_WORK ORDER_
Each entry needs to be repeated exactly, with nothing added or removed.

_RECORD SET_
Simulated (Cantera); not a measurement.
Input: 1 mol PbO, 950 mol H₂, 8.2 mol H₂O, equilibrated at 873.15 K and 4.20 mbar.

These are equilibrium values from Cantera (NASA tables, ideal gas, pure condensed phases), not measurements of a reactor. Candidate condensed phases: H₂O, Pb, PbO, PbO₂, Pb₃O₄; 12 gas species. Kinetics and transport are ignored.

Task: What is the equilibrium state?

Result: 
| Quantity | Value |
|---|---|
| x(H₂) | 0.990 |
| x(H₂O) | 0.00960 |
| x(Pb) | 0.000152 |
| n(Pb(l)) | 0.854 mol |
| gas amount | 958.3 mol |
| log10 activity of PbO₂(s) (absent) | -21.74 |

_EXERCISE RESPONSE_
Simulated (Cantera); not a measurement.
Input: 1 mol PbO, 950 mol H₂, 8.2 mol H₂O, equilibrated at 873.15 K and 4.20 mbar.

These are equilibrium values from Cantera (NASA tables, ideal gas, pure condensed phases), not measurements of a reactor. Candidate condensed phases: H₂O, Pb, PbO, PbO₂, Pb₃O₄; 12 gas species. Kinetics and transport are ignored.

Task: What is the equilibrium state?

Result: 
| Quantity | Value |
|---|---|
| x(H₂) | 0.990 |
| x(H₂O) | 0.00960 |
| x(Pb) | 0.000152 |
| n(Pb(l)) | 0.854 mol |
| gas amount | 958.3 mol |
| log10 activity of PbO₂(s) (absent) | -21.74 |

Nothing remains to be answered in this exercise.